========

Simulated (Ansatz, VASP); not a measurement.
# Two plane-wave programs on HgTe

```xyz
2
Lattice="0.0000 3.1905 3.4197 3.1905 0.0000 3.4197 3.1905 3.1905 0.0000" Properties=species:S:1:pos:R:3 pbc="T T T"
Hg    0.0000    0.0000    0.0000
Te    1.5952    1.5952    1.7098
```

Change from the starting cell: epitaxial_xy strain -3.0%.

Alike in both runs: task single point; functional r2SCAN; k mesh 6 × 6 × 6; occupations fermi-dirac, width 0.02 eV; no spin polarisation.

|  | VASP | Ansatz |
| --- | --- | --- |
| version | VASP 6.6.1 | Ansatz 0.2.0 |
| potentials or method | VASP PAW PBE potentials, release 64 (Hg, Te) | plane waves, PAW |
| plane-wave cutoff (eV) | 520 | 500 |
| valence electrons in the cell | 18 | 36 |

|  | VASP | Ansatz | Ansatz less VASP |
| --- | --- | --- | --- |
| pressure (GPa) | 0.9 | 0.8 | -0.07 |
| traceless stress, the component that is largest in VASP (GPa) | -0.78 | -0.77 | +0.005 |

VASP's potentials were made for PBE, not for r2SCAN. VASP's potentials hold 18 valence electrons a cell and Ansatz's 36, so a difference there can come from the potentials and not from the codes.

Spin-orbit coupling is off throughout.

========

Repeat each line of the data above, exactly as it appears, from the first through the line that contains "Ansatz 0.2.0 |".

Simulated (Ansatz, VASP); not a measurement.
# Two plane-wave programs on HgTe

```xyz
2
Lattice="0.0000 3.1905 3.4197 3.1905 0.0000 3.4197 3.1905 3.1905 0.0000" Properties=species:S:1:pos:R:3 pbc="T T T"
Hg    0.0000    0.0000    0.0000
Te    1.5952    1.5952    1.7098
```

Change from the starting cell: epitaxial_xy strain -3.0%.

Alike in both runs: task single point; functional r2SCAN; k mesh 6 × 6 × 6; occupations fermi-dirac, width 0.02 eV; no spin polarisation.

|  | VASP | Ansatz |
| --- | --- | --- |
| version | VASP 6.6.1 | Ansatz 0.2.0 |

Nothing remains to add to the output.